PROVIDED RECORDS:
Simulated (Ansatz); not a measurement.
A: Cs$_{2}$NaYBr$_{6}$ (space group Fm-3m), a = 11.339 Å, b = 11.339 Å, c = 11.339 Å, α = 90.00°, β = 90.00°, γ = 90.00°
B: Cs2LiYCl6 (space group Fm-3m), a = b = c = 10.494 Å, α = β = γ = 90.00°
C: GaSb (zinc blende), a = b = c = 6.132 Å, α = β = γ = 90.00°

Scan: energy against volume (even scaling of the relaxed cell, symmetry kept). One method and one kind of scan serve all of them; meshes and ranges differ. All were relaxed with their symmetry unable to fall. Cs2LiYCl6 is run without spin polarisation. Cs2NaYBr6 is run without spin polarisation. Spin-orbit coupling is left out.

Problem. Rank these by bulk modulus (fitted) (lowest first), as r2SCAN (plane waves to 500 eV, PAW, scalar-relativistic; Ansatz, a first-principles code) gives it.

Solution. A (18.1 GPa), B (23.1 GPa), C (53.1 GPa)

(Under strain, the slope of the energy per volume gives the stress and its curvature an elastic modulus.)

EXERCISE: Reproduce the material above without altering a single character.

WRITTEN ANSWER:
Simulated (Ansatz); not a measurement.
A: Cs$_{2}$NaYBr$_{6}$ (space group Fm-3m), a = 11.339 Å, b = 11.339 Å, c = 11.339 Å, α = 90.00°, β = 90.00°, γ = 90.00°
B: Cs2LiYCl6 (space group Fm-3m), a = b = c = 10.494 Å, α = β = γ = 90.00°
C: GaSb (zinc blende), a = b = c = 6.132 Å, α = β = γ = 90.00°

Scan: energy against volume (even scaling of the relaxed cell, symmetry kept). One method and one kind of scan serve all of them; meshes and ranges differ. All were relaxed with their symmetry unable to fall. Cs2LiYCl6 is run without spin polarisation. Cs2NaYBr6 is run without spin polarisation. Spin-orbit coupling is left out.

Problem. Rank these by bulk modulus (fitted) (lowest first), as r2SCAN (plane waves to 500 eV, PAW, scalar-relativistic; Ansatz, a first-principles code) gives it.

Solution. A (18.1 GPa), B (23.1 GPa), C (53.1 GPa)

(Under strain, the slope of the energy per volume gives the stress and its curvature an elastic modulus.)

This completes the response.